-*-
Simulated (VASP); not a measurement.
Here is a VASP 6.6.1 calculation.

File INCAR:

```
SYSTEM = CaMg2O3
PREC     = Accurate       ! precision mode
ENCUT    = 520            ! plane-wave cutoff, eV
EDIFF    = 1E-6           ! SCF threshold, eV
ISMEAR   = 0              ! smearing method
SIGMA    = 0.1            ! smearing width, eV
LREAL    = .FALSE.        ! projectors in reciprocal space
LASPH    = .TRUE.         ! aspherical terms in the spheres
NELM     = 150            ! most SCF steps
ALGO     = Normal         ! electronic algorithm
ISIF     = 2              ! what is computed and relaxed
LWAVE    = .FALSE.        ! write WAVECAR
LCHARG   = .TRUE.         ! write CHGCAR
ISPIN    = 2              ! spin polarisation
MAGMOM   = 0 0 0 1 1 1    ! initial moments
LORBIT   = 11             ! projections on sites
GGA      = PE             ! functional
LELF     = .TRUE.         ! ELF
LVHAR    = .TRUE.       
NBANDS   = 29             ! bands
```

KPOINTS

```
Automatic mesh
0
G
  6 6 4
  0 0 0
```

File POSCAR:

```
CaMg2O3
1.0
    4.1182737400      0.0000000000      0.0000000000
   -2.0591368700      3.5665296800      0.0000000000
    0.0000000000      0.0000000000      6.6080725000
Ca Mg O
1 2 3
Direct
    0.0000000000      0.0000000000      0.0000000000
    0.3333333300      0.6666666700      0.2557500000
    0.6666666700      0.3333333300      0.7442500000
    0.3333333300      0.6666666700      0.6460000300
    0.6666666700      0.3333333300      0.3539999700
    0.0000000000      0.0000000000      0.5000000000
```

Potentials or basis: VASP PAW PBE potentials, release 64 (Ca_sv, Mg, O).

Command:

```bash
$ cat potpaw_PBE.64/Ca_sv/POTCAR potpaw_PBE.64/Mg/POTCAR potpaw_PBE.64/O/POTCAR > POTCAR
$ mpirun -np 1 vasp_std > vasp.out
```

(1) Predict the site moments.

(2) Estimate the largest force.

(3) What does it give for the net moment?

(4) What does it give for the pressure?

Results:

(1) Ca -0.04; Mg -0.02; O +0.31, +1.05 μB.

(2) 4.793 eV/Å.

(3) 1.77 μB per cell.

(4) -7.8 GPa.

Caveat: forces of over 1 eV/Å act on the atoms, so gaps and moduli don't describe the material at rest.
-*-

● WORK INSTRUCTION: Every line from the first through the one containing "(4) -7.8 GPa." in the listing above must be given again exactly, with nothing else alongside.

● WORKED SOLUTION:
Simulated (VASP); not a measurement.
Here is a VASP 6.6.1 calculation.

File INCAR:

```
SYSTEM = CaMg2O3
PREC     = Accurate       ! precision mode
ENCUT    = 520            ! plane-wave cutoff, eV
EDIFF    = 1E-6           ! SCF threshold, eV
ISMEAR   = 0              ! smearing method
SIGMA    = 0.1            ! smearing width, eV
LREAL    = .FALSE.        ! projectors in reciprocal space
LASPH    = .TRUE.         ! aspherical terms in the spheres
NELM     = 150            ! most SCF steps
ALGO     = Normal         ! electronic algorithm
ISIF     = 2              ! what is computed and relaxed
LWAVE    = .FALSE.        ! write WAVECAR
LCHARG   = .TRUE.         ! write CHGCAR
ISPIN    = 2              ! spin polarisation
MAGMOM   = 0 0 0 1 1 1    ! initial moments
LORBIT   = 11             ! projections on sites
GGA      = PE             ! functional
LELF     = .TRUE.         ! ELF
LVHAR    = .TRUE.       
NBANDS   = 29             ! bands
```

KPOINTS

```
Automatic mesh
0
G
  6 6 4
  0 0 0
```

File POSCAR:

```
CaMg2O3
1.0
    4.1182737400      0.0000000000      0.0000000000
   -2.0591368700      3.5665296800      0.0000000000
    0.0000000000      0.0000000000      6.6080725000
Ca Mg O
1 2 3
Direct
    0.0000000000      0.0000000000      0.0000000000
    0.3333333300      0.6666666700      0.2557500000
    0.6666666700      0.3333333300      0.7442500000
    0.3333333300      0.6666666700      0.6460000300
    0.6666666700      0.3333333300      0.3539999700
    0.0000000000      0.0000000000      0.5000000000
```

Potentials or basis: VASP PAW PBE potentials, release 64 (Ca_sv, Mg, O).

Command:

```bash
$ cat potpaw_PBE.64/Ca_sv/POTCAR potpaw_PBE.64/Mg/POTCAR potpaw_PBE.64/O/POTCAR > POTCAR
$ mpirun -np 1 vasp_std > vasp.out
```

(1) Predict the site moments.

(2) Estimate the largest force.

(3) What does it give for the net moment?

(4) What does it give for the pressure?

Results:

(1) Ca -0.04; Mg -0.02; O +0.31, +1.05 μB.

(2) 4.793 eV/Å.

(3) 1.77 μB per cell.

(4) -7.8 GPa.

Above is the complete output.